> PROVIDED RECORDS
#####

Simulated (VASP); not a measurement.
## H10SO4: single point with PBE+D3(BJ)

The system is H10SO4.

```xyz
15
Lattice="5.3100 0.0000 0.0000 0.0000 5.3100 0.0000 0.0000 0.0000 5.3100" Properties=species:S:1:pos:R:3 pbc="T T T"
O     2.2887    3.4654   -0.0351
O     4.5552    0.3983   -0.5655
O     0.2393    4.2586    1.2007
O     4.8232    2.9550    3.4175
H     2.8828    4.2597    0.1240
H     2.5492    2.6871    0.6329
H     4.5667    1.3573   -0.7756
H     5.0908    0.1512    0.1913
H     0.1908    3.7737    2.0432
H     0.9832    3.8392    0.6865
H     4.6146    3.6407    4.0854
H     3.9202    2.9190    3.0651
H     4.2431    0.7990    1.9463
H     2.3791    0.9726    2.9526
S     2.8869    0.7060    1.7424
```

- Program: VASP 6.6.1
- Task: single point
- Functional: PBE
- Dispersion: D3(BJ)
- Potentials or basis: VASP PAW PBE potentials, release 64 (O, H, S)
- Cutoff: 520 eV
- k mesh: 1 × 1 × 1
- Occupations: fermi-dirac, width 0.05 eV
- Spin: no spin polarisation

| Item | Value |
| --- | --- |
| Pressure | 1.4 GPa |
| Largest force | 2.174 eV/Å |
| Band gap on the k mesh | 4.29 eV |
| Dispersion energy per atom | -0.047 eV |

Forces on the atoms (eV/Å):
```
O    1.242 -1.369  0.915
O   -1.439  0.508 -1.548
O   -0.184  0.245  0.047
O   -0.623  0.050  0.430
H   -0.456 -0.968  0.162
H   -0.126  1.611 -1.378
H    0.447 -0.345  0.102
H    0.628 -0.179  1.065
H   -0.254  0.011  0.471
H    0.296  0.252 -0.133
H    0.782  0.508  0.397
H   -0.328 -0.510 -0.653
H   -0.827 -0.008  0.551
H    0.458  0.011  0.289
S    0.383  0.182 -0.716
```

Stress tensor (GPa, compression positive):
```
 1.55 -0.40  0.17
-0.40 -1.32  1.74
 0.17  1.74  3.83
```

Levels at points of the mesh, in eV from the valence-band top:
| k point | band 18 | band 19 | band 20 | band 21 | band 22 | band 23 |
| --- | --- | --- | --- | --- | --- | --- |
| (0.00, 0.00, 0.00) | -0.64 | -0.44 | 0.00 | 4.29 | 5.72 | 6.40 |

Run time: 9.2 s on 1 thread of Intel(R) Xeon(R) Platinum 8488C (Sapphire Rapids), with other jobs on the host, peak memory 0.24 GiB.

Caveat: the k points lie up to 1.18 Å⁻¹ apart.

#####

> ACTIVITY
Output each line of the records above exactly, beginning at the first, and stop once the line containing "- k mesh: 1 × 1 × 1" has been output.

> PROBLEM SOLUTION
Simulated (VASP); not a measurement.
## H10SO4: single point with PBE+D3(BJ)

The system is H10SO4.

```xyz
15
Lattice="5.3100 0.0000 0.0000 0.0000 5.3100 0.0000 0.0000 0.0000 5.3100" Properties=species:S:1:pos:R:3 pbc="T T T"
O     2.2887    3.4654   -0.0351
O     4.5552    0.3983   -0.5655
O     0.2393    4.2586    1.2007
O     4.8232    2.9550    3.4175
H     2.8828    4.2597    0.1240
H     2.5492    2.6871    0.6329
H     4.5667    1.3573   -0.7756
H     5.0908    0.1512    0.1913
H     0.1908    3.7737    2.0432
H     0.9832    3.8392    0.6865
H     4.6146    3.6407    4.0854
H     3.9202    2.9190    3.0651
H     4.2431    0.7990    1.9463
H     2.3791    0.9726    2.9526
S     2.8869    0.7060    1.7424
```

- Program: VASP 6.6.1
- Task: single point
- Functional: PBE
- Dispersion: D3(BJ)
- Potentials or basis: VASP PAW PBE potentials, release 64 (O, H, S)
- Cutoff: 520 eV
- k mesh: 1 × 1 × 1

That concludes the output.